+===+
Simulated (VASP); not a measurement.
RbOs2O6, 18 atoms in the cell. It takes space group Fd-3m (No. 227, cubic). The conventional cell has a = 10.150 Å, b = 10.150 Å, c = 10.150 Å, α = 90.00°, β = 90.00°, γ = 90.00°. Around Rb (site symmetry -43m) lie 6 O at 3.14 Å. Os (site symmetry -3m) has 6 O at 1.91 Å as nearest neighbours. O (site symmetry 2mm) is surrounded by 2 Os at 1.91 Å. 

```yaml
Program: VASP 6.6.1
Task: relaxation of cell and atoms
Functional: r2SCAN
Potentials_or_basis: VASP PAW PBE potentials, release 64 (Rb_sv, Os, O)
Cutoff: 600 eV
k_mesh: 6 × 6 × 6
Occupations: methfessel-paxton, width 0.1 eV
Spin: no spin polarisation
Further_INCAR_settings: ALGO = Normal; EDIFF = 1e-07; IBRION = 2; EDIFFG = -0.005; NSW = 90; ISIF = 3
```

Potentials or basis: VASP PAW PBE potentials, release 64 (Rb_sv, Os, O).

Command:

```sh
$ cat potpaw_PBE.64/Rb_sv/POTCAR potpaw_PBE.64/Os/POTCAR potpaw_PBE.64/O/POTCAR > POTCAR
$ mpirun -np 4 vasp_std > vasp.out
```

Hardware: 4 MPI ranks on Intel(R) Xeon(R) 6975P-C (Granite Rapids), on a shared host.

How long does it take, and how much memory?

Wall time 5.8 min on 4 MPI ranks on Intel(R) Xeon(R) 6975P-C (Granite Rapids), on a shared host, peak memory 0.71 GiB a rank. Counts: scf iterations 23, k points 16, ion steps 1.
+===+

Task item
Repeat every line exactly, starting with the first line of the entries, and stop once the line containing "How long does it take, and how much memory?" has been given.

Response area
Simulated (VASP); not a measurement.
RbOs2O6, 18 atoms in the cell. It takes space group Fd-3m (No. 227, cubic). The conventional cell has a = 10.150 Å, b = 10.150 Å, c = 10.150 Å, α = 90.00°, β = 90.00°, γ = 90.00°. Around Rb (site symmetry -43m) lie 6 O at 3.14 Å. Os (site symmetry -3m) has 6 O at 1.91 Å as nearest neighbours. O (site symmetry 2mm) is surrounded by 2 Os at 1.91 Å. 

```yaml
Program: VASP 6.6.1
Task: relaxation of cell and atoms
Functional: r2SCAN
Potentials_or_basis: VASP PAW PBE potentials, release 64 (Rb_sv, Os, O)
Cutoff: 600 eV
k_mesh: 6 × 6 × 6
Occupations: methfessel-paxton, width 0.1 eV
Spin: no spin polarisation
Further_INCAR_settings: ALGO = Normal; EDIFF = 1e-07; IBRION = 2; EDIFFG = -0.005; NSW = 90; ISIF = 3
```

Potentials or basis: VASP PAW PBE potentials, release 64 (Rb_sv, Os, O).

Command:

```sh
$ cat potpaw_PBE.64/Rb_sv/POTCAR potpaw_PBE.64/Os/POTCAR potpaw_PBE.64/O/POTCAR > POTCAR
$ mpirun -np 4 vasp_std > vasp.out
```

Hardware: 4 MPI ranks on Intel(R) Xeon(R) 6975P-C (Granite Rapids), on a shared host.

How long does it take, and how much memory?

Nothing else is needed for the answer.